◆ Requirement: Reproduce the entries below exactly, but only from the line containing "in the cell)**" to the line containing "Computed with PBE, SSSP", inclusive.

━━━━━━━━━━━━━━━━━━━━━━━━━━━━━━
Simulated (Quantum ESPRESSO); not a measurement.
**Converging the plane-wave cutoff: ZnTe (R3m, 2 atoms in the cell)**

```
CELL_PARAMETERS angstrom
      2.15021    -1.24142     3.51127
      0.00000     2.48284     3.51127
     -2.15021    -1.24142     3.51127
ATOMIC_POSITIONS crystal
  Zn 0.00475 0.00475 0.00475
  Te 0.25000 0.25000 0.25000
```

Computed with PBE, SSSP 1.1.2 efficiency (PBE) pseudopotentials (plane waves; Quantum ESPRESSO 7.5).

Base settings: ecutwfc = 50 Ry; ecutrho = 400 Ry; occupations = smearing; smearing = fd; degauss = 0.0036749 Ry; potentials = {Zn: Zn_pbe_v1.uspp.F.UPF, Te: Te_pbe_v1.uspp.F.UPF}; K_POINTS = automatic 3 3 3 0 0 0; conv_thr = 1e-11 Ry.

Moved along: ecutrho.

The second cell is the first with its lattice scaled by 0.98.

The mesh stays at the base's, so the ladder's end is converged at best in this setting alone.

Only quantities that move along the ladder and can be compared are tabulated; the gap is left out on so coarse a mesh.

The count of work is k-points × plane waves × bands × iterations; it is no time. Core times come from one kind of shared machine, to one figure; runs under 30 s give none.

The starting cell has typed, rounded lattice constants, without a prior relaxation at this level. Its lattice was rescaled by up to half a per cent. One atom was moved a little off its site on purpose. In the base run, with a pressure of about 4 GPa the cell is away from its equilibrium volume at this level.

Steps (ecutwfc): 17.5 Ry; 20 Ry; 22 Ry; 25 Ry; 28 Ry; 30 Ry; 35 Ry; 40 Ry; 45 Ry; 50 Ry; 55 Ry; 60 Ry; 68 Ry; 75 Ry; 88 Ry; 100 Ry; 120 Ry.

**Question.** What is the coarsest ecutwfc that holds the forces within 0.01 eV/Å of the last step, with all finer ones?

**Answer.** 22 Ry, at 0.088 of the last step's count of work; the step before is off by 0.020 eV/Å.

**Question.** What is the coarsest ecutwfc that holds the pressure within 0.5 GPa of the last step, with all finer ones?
━━━━━━━━━━━━━━━━━━━━━━━━━━━━━━

◆ Written solution:
**Converging the plane-wave cutoff: ZnTe (R3m, 2 atoms in the cell)**

```
CELL_PARAMETERS angstrom
      2.15021    -1.24142     3.51127
      0.00000     2.48284     3.51127
     -2.15021    -1.24142     3.51127
ATOMIC_POSITIONS crystal
  Zn 0.00475 0.00475 0.00475
  Te 0.25000 0.25000 0.25000
```

Computed with PBE, SSSP 1.1.2 efficiency (PBE) pseudopotentials (plane waves; Quantum ESPRESSO 7.5).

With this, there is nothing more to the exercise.